» Listed entries:
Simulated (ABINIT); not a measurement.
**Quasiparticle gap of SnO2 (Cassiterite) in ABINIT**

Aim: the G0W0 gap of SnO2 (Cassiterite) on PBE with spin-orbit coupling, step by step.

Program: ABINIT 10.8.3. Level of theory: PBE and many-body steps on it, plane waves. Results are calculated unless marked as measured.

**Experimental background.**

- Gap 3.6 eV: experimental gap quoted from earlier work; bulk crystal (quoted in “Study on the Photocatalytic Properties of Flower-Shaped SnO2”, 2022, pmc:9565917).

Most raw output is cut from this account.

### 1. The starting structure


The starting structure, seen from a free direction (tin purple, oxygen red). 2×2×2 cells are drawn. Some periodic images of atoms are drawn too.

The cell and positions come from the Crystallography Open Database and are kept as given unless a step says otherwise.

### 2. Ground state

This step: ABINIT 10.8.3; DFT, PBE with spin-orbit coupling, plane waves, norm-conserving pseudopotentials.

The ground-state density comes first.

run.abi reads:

» Work order: Transcribe the data in full, matching every line exactly.

» Exercise response:
Simulated (ABINIT); not a measurement.
**Quasiparticle gap of SnO2 (Cassiterite) in ABINIT**

Aim: the G0W0 gap of SnO2 (Cassiterite) on PBE with spin-orbit coupling, step by step.

Program: ABINIT 10.8.3. Level of theory: PBE and many-body steps on it, plane waves. Results are calculated unless marked as measured.

**Experimental background.**

- Gap 3.6 eV: experimental gap quoted from earlier work; bulk crystal (quoted in “Study on the Photocatalytic Properties of Flower-Shaped SnO2”, 2022, pmc:9565917).

Most raw output is cut from this account.

### 1. The starting structure


The starting structure, seen from a free direction (tin purple, oxygen red). 2×2×2 cells are drawn. Some periodic images of atoms are drawn too.

The cell and positions come from the Crystallography Open Database and are kept as given unless a step says otherwise.

### 2. Ground state

This step: ABINIT 10.8.3; DFT, PBE with spin-orbit coupling, plane waves, norm-conserving pseudopotentials.

The ground-state density comes first.

run.abi reads:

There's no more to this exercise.